REQUIREMENT: From the first line to the last, give the data again exactly.

= = = = =

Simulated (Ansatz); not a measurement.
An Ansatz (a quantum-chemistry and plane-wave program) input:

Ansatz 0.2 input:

= = = = =

PROBLEM SOLUTION:
Simulated (Ansatz); not a measurement.
An Ansatz (a quantum-chemistry and plane-wave program) input:

Ansatz 0.2 input:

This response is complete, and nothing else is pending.